Copy out the entries exactly. Print them in full.

- - - - -

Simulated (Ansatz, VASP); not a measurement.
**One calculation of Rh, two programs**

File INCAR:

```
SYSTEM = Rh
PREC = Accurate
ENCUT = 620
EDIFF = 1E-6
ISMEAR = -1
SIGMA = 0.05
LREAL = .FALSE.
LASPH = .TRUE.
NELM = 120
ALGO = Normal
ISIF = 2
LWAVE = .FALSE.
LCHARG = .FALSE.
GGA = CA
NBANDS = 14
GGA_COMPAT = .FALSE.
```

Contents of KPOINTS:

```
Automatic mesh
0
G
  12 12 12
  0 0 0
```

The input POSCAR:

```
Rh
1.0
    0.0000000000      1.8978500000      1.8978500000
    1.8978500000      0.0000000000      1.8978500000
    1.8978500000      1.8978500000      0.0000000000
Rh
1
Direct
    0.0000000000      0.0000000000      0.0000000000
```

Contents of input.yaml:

- - - - -

# WRITTEN ANSWER
Simulated (Ansatz, VASP); not a measurement.
**One calculation of Rh, two programs**

File INCAR:

```
SYSTEM = Rh
PREC = Accurate
ENCUT = 620
EDIFF = 1E-6
ISMEAR = -1
SIGMA = 0.05
LREAL = .FALSE.
LASPH = .TRUE.
NELM = 120
ALGO = Normal
ISIF = 2
LWAVE = .FALSE.
LCHARG = .FALSE.
GGA = CA
NBANDS = 14
GGA_COMPAT = .FALSE.
```

Contents of KPOINTS:

```
Automatic mesh
0
G
  12 12 12
  0 0 0
```

The input POSCAR:

```
Rh
1.0
    0.0000000000      1.8978500000      1.8978500000
    1.8978500000      0.0000000000      1.8978500000
    1.8978500000      1.8978500000      0.0000000000
Rh
1
Direct
    0.0000000000      0.0000000000      0.0000000000
```

Contents of input.yaml:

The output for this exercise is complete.